### REQUIREMENT
Give back the entries exactly, ending with the "Method: functionals in" line.

══════════
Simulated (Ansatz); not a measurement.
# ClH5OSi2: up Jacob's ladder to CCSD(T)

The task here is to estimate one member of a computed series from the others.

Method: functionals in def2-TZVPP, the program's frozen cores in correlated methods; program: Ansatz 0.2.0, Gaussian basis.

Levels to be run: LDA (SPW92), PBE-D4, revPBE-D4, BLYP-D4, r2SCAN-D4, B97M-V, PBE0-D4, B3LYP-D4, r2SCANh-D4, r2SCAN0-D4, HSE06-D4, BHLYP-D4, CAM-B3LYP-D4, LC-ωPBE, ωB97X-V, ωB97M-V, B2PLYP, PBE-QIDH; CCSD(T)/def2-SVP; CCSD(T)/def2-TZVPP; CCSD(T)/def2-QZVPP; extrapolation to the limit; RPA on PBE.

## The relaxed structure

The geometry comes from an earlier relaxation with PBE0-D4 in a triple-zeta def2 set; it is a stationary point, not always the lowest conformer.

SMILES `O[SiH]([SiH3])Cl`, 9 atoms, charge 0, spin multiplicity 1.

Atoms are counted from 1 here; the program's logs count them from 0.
══════════

### ANSWER BOX
Simulated (Ansatz); not a measurement.
# ClH5OSi2: up Jacob's ladder to CCSD(T)

The task here is to estimate one member of a computed series from the others.

Method: functionals in def2-TZVPP, the program's frozen cores in correlated methods; program: Ansatz 0.2.0, Gaussian basis.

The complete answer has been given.